# # # # #
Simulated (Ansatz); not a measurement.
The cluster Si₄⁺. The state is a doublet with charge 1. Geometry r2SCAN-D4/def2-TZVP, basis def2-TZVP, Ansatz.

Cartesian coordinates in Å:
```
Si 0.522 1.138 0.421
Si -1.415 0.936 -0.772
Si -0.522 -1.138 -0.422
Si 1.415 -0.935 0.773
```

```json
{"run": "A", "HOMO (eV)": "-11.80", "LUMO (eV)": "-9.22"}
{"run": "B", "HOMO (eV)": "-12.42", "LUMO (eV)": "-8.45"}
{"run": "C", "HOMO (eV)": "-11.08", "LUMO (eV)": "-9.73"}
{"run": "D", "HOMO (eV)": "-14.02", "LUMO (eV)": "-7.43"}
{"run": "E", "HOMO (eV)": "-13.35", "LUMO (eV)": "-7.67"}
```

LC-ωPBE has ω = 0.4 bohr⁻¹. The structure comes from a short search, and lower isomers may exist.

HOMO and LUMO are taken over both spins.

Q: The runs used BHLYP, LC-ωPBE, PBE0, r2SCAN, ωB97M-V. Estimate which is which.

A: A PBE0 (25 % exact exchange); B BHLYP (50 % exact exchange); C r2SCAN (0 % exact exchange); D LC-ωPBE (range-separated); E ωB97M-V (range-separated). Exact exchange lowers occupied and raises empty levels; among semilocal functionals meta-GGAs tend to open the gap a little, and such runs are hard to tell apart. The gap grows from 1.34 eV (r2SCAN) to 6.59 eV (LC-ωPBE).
# # # # #

Work task:
Taking the entries above, restate exactly those lines that fall between the line with "LC-ωPBE has ω" and the line with "Q: The runs", keeping both of those lines too.

Task answer:
LC-ωPBE has ω = 0.4 bohr⁻¹. The structure comes from a short search, and lower isomers may exist.

HOMO and LUMO are taken over both spins.

Q: The runs used BHLYP, LC-ωPBE, PBE0, r2SCAN, ωB97M-V. Estimate which is which.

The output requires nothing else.